DATA RECORDS:
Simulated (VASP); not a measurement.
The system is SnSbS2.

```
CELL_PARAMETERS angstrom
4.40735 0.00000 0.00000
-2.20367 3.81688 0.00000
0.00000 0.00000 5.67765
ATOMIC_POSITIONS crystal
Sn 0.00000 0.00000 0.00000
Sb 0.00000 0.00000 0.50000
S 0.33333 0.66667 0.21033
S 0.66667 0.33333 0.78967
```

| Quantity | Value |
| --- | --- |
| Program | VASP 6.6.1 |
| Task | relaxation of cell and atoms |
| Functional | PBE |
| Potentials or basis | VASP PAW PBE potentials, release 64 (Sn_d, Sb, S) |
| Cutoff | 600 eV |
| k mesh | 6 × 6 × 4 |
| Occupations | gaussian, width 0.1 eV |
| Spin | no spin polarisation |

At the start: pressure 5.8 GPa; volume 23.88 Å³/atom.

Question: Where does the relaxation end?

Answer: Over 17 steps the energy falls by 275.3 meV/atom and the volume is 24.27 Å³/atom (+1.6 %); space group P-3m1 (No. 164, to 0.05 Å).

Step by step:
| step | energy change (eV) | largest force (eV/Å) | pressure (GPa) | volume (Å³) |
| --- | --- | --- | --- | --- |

WORK ORDER: Each line in the listing above from the one containing "mesh | 6 × 6 × 4 |" through the one containing "volume (Å³) |" should be repeated exactly, and no other line.

WRITTEN ANSWER:
| k mesh | 6 × 6 × 4 |
| Occupations | gaussian, width 0.1 eV |
| Spin | no spin polarisation |

At the start: pressure 5.8 GPa; volume 23.88 Å³/atom.

Question: Where does the relaxation end?

Answer: Over 17 steps the energy falls by 275.3 meV/atom and the volume is 24.27 Å³/atom (+1.6 %); space group P-3m1 (No. 164, to 0.05 Å).

Step by step:
| step | energy change (eV) | largest force (eV/Å) | pressure (GPa) | volume (Å³) |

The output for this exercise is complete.